◆ Work request: Each entry below is to be copied verbatim.

◆ Listed records:
'''
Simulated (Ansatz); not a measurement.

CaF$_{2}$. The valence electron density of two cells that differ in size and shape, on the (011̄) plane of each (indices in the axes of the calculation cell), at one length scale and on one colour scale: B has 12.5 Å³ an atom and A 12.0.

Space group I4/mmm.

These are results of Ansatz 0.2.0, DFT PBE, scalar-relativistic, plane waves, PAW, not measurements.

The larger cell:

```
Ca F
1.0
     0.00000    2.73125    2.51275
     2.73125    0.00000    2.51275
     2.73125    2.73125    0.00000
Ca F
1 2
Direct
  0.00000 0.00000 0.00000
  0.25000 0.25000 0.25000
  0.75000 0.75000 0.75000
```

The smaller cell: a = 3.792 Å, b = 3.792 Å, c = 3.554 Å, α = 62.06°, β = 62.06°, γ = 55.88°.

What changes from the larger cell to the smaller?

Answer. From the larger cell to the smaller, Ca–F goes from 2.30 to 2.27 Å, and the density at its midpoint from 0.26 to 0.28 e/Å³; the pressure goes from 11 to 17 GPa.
'''

◆ Task solution:
Simulated (Ansatz); not a measurement.

CaF$_{2}$. The valence electron density of two cells that differ in size and shape, on the (011̄) plane of each (indices in the axes of the calculation cell), at one length scale and on one colour scale: B has 12.5 Å³ an atom and A 12.0.

Space group I4/mmm.

These are results of Ansatz 0.2.0, DFT PBE, scalar-relativistic, plane waves, PAW, not measurements.

The larger cell:

```
Ca F
1.0
     0.00000    2.73125    2.51275
     2.73125    0.00000    2.51275
     2.73125    2.73125    0.00000
Ca F
1 2
Direct
  0.00000 0.00000 0.00000
  0.25000 0.25000 0.25000
  0.75000 0.75000 0.75000
```

The smaller cell: a = 3.792 Å, b = 3.792 Å, c = 3.554 Å, α = 62.06°, β = 62.06°, γ = 55.88°.

What changes from the larger cell to the smaller?

Answer. From the larger cell to the smaller, Ca–F goes from 2.30 to 2.27 Å, and the density at its midpoint from 0.26 to 0.28 e/Å³; the pressure goes from 11 to 17 GPa.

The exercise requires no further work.